Task item
Copy out all the entries word for word.

Provided information
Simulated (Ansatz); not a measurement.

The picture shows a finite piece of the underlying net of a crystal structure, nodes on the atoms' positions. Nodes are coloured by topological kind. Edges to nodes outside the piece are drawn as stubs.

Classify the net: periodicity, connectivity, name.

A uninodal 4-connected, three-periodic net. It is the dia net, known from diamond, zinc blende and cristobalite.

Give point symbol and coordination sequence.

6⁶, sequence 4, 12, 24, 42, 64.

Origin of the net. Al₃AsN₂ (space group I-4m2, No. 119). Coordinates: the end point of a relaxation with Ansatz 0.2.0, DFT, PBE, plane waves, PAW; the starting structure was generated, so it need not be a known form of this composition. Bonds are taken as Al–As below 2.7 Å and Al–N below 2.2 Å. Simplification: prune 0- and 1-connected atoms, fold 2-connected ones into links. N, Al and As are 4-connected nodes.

Response
Simulated (Ansatz); not a measurement.

The picture shows a finite piece of the underlying net of a crystal structure, nodes on the atoms' positions. Nodes are coloured by topological kind. Edges to nodes outside the piece are drawn as stubs.

Classify the net: periodicity, connectivity, name.

A uninodal 4-connected, three-periodic net. It is the dia net, known from diamond, zinc blende and cristobalite.

Give point symbol and coordination sequence.

6⁶, sequence 4, 12, 24, 42, 64.

Origin of the net. Al₃AsN₂ (space group I-4m2, No. 119). Coordinates: the end point of a relaxation with Ansatz 0.2.0, DFT, PBE, plane waves, PAW; the starting structure was generated, so it need not be a known form of this composition. Bonds are taken as Al–As below 2.7 Å and Al–N below 2.2 Å. Simplification: prune 0- and 1-connected atoms, fold 2-connected ones into links. N, Al and As are 4-connected nodes.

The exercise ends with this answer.